» **WORK TASK**
Please keep to the lines below from the one with "What does Ga5As4" through the one with "25 atoms, charge -1, spin multiplicity 1.", and restate them word for word, ends included.

--------------------
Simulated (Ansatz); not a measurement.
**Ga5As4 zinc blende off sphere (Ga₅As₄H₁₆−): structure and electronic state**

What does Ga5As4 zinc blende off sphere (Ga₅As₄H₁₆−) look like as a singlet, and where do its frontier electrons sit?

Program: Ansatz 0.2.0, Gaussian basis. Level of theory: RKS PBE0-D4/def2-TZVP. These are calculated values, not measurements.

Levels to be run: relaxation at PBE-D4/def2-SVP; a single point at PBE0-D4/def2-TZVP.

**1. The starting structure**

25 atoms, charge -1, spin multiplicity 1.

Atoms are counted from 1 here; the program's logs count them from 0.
--------------------

» **TASK RESULT**
What does Ga5As4 zinc blende off sphere (Ga₅As₄H₁₆−) look like as a singlet, and where do its frontier electrons sit?

Program: Ansatz 0.2.0, Gaussian basis. Level of theory: RKS PBE0-D4/def2-TZVP. These are calculated values, not measurements.

Levels to be run: relaxation at PBE-D4/def2-SVP; a single point at PBE0-D4/def2-TZVP.

**1. The starting structure**

25 atoms, charge -1, spin multiplicity 1.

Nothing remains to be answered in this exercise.